━━━━

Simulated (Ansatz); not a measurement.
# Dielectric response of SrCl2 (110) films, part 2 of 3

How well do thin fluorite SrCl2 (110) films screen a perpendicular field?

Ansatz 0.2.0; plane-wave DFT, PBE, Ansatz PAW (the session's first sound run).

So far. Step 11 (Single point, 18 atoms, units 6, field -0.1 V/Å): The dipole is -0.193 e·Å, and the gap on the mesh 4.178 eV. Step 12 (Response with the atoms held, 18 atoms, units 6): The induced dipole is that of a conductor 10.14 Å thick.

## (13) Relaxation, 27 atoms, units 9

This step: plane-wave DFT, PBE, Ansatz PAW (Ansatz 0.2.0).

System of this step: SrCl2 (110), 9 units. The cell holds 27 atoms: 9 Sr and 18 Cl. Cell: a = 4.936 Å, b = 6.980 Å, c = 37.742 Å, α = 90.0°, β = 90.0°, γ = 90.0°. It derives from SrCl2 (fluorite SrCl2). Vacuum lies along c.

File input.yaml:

━━━━

**Assignment**
When copying the data above, please keep exactly the lines from its first line through the line with "System of this", both ends included, and drop the rest.

**Task output**
Simulated (Ansatz); not a measurement.
# Dielectric response of SrCl2 (110) films, part 2 of 3

How well do thin fluorite SrCl2 (110) films screen a perpendicular field?

Ansatz 0.2.0; plane-wave DFT, PBE, Ansatz PAW (the session's first sound run).

So far. Step 11 (Single point, 18 atoms, units 6, field -0.1 V/Å): The dipole is -0.193 e·Å, and the gap on the mesh 4.178 eV. Step 12 (Response with the atoms held, 18 atoms, units 6): The induced dipole is that of a conductor 10.14 Å thick.

## (13) Relaxation, 27 atoms, units 9

This step: plane-wave DFT, PBE, Ansatz PAW (Ansatz 0.2.0).

System of this step: SrCl2 (110), 9 units. The cell holds 27 atoms: 9 Sr and 18 Cl. Cell: a = 4.936 Å, b = 6.980 Å, c = 37.742 Å, α = 90.0°, β = 90.0°, γ = 90.0°. It derives from SrCl2 (fluorite SrCl2). Vacuum lies along c.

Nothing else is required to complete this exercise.